┄┄┄┄┄┄

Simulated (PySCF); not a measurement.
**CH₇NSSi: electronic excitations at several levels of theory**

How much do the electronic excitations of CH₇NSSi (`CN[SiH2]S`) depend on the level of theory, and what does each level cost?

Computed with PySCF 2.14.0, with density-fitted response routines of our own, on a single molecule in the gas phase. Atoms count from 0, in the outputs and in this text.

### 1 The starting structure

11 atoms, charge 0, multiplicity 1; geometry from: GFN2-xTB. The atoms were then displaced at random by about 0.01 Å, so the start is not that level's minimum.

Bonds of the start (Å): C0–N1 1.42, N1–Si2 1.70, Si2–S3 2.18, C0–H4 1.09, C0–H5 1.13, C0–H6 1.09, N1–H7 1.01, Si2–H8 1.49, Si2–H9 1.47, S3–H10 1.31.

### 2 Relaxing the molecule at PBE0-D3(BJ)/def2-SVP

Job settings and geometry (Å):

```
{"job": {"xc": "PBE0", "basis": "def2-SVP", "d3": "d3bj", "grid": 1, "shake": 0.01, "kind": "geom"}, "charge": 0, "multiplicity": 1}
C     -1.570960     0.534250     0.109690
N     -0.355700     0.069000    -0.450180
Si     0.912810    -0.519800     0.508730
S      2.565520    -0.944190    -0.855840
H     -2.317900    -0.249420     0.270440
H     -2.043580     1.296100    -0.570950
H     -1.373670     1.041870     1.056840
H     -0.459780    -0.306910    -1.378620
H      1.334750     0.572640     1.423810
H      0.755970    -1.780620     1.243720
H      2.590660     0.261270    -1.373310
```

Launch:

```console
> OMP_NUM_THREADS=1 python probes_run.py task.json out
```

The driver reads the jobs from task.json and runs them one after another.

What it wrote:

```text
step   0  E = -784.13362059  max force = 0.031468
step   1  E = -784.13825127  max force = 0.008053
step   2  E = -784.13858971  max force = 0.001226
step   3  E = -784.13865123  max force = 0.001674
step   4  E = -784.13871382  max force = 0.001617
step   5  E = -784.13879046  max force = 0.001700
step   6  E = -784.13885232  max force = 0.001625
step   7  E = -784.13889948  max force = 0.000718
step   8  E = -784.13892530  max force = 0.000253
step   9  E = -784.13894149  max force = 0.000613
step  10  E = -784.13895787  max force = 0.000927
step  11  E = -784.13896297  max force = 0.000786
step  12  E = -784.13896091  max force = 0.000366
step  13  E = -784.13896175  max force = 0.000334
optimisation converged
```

┄┄┄┄┄┄

• **TASK ITEM**: Only the lines from the first line of the material above through the line that contains "### 1 The starting structure" should be quoted, each one exactly.

• **TASK RESULT**:
Simulated (PySCF); not a measurement.
**CH₇NSSi: electronic excitations at several levels of theory**

How much do the electronic excitations of CH₇NSSi (`CN[SiH2]S`) depend on the level of theory, and what does each level cost?

Computed with PySCF 2.14.0, with density-fitted response routines of our own, on a single molecule in the gas phase. Atoms count from 0, in the outputs and in this text.

### 1 The starting structure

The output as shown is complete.